_Work task_
Transcribe the entire listing faithfully; every line must match the original.

_Raw data_
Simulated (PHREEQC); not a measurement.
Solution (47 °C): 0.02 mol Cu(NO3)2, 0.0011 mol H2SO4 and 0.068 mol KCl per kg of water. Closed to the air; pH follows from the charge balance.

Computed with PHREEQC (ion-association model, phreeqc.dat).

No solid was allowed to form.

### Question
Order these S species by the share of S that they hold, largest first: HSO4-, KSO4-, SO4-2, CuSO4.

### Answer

_Written response_
Simulated (PHREEQC); not a measurement.
Solution (47 °C): 0.02 mol Cu(NO3)2, 0.0011 mol H2SO4 and 0.068 mol KCl per kg of water. Closed to the air; pH follows from the charge balance.

Computed with PHREEQC (ion-association model, phreeqc.dat).

No solid was allowed to form.

### Question
Order these S species by the share of S that they hold, largest first: HSO4-, KSO4-, SO4-2, CuSO4.

### Answer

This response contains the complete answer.